## Provided records
┌────────
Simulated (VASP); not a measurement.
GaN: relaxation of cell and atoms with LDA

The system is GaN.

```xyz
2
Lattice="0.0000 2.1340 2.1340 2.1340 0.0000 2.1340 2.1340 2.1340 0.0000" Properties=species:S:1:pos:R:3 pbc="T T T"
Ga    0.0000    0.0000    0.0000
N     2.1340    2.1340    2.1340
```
└────────

## Task item
All the lines above must be output exactly, with none omitted.

## Answer area
Simulated (VASP); not a measurement.
GaN: relaxation of cell and atoms with LDA

The system is GaN.

```xyz
2
Lattice="0.0000 2.1340 2.1340 2.1340 0.0000 2.1340 2.1340 2.1340 0.0000" Properties=species:S:1:pos:R:3 pbc="T T T"
Ga    0.0000    0.0000    0.0000
N     2.1340    2.1340    2.1340
```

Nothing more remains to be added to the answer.